[INFORMATION Boundary: Start]

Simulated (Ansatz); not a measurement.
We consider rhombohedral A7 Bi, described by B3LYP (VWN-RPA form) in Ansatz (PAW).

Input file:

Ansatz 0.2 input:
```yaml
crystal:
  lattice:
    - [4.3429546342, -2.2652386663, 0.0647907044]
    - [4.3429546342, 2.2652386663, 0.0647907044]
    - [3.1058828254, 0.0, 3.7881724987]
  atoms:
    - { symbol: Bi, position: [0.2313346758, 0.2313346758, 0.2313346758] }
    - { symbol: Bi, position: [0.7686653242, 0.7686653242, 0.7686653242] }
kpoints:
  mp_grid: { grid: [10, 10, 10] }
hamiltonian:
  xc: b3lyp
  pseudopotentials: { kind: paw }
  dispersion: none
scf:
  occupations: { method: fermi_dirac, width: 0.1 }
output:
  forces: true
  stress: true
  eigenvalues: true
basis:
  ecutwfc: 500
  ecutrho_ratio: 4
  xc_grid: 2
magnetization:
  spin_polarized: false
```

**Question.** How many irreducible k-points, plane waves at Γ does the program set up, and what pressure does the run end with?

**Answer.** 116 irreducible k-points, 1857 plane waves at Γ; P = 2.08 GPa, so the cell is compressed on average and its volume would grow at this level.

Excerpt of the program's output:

[INFORMATION Boundary: End]

_ASSIGNMENT_. Give back the records above exactly, limited to the lines between the one holding "We consider rhombohedral" and the one holding "at this level.", inclusive.

_EXERCISE RESULT_.
We consider rhombohedral A7 Bi, described by B3LYP (VWN-RPA form) in Ansatz (PAW).

Input file:

Ansatz 0.2 input:
```yaml
crystal:
  lattice:
    - [4.3429546342, -2.2652386663, 0.0647907044]
    - [4.3429546342, 2.2652386663, 0.0647907044]
    - [3.1058828254, 0.0, 3.7881724987]
  atoms:
    - { symbol: Bi, position: [0.2313346758, 0.2313346758, 0.2313346758] }
    - { symbol: Bi, position: [0.7686653242, 0.7686653242, 0.7686653242] }
kpoints:
  mp_grid: { grid: [10, 10, 10] }
hamiltonian:
  xc: b3lyp
  pseudopotentials: { kind: paw }
  dispersion: none
scf:
  occupations: { method: fermi_dirac, width: 0.1 }
output:
  forces: true
  stress: true
  eigenvalues: true
basis:
  ecutwfc: 500
  ecutrho_ratio: 4
  xc_grid: 2
magnetization:
  spin_polarized: false
```

**Question.** How many irreducible k-points, plane waves at Γ does the program set up, and what pressure does the run end with?

**Answer.** 116 irreducible k-points, 1857 plane waves at Γ; P = 2.08 GPa, so the cell is compressed on average and its volume would grow at this level.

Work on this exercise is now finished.